*** RAW DATA Section Begins ***
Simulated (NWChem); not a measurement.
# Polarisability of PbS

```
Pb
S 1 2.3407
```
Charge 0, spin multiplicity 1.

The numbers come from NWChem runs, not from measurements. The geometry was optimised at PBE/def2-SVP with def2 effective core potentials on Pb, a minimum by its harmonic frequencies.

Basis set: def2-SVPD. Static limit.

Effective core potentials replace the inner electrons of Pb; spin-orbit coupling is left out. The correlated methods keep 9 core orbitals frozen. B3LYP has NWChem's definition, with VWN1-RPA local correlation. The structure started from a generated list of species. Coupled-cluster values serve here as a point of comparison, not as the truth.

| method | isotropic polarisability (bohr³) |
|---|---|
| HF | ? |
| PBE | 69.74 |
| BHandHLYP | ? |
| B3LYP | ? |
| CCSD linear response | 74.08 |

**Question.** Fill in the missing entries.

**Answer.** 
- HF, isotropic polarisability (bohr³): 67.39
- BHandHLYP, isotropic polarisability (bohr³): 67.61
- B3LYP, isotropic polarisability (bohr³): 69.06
*** RAW DATA Section Ends ***

> ASSIGNED TASK
Repeat every line of the records above exactly.

> YOUR SOLUTION
Simulated (NWChem); not a measurement.
# Polarisability of PbS

```
Pb
S 1 2.3407
```
Charge 0, spin multiplicity 1.

The numbers come from NWChem runs, not from measurements. The geometry was optimised at PBE/def2-SVP with def2 effective core potentials on Pb, a minimum by its harmonic frequencies.

Basis set: def2-SVPD. Static limit.

Effective core potentials replace the inner electrons of Pb; spin-orbit coupling is left out. The correlated methods keep 9 core orbitals frozen. B3LYP has NWChem's definition, with VWN1-RPA local correlation. The structure started from a generated list of species. Coupled-cluster values serve here as a point of comparison, not as the truth.

| method | isotropic polarisability (bohr³) |
|---|---|
| HF | ? |
| PBE | 69.74 |
| BHandHLYP | ? |
| B3LYP | ? |
| CCSD linear response | 74.08 |

**Question.** Fill in the missing entries.

**Answer.** 
- HF, isotropic polarisability (bohr³): 67.39
- BHandHLYP, isotropic polarisability (bohr³): 67.61
- B3LYP, isotropic polarisability (bohr³): 69.06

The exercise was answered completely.